▸ **Assigned task**
Each record must be retyped in full. No character may differ.

▸ **Data**
----------------------------------------

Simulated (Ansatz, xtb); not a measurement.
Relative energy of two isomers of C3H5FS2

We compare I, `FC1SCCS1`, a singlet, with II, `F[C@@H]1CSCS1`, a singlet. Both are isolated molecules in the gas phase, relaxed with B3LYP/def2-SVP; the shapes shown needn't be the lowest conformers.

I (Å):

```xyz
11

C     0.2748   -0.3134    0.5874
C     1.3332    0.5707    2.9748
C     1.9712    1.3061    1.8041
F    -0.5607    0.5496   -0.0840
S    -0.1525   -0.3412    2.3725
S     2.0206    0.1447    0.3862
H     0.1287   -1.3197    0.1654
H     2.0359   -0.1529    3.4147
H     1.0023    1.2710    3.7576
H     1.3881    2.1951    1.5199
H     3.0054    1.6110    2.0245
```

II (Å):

----------------------------------------

▸ **Your response**
Simulated (Ansatz, xtb); not a measurement.
Relative energy of two isomers of C3H5FS2

We compare I, `FC1SCCS1`, a singlet, with II, `F[C@@H]1CSCS1`, a singlet. Both are isolated molecules in the gas phase, relaxed with B3LYP/def2-SVP; the shapes shown needn't be the lowest conformers.

I (Å):

```xyz
11

C     0.2748   -0.3134    0.5874
C     1.3332    0.5707    2.9748
C     1.9712    1.3061    1.8041
F    -0.5607    0.5496   -0.0840
S    -0.1525   -0.3412    2.3725
S     2.0206    0.1447    0.3862
H     0.1287   -1.3197    0.1654
H     2.0359   -0.1529    3.4147
H     1.0023    1.2710    3.7576
H     1.3881    2.1951    1.5199
H     3.0054    1.6110    2.0245
```

II (Å):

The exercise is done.